## Requirement
Copy the data word for word, keeping every line.

## Data provided
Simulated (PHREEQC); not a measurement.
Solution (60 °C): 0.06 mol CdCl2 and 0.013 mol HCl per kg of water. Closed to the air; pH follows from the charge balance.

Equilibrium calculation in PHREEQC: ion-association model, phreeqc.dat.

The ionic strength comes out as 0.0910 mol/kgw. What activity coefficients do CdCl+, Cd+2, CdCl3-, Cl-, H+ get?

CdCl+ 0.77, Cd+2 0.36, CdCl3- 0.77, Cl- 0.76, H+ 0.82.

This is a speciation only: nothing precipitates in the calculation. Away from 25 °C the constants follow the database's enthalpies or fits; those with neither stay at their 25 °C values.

## Answer area
Simulated (PHREEQC); not a measurement.
Solution (60 °C): 0.06 mol CdCl2 and 0.013 mol HCl per kg of water. Closed to the air; pH follows from the charge balance.

Equilibrium calculation in PHREEQC: ion-association model, phreeqc.dat.

The ionic strength comes out as 0.0910 mol/kgw. What activity coefficients do CdCl+, Cd+2, CdCl3-, Cl-, H+ get?

CdCl+ 0.77, Cd+2 0.36, CdCl3- 0.77, Cl- 0.76, H+ 0.82.

This is a speciation only: nothing precipitates in the calculation. Away from 25 °C the constants follow the database's enthalpies or fits; those with neither stay at their 25 °C values.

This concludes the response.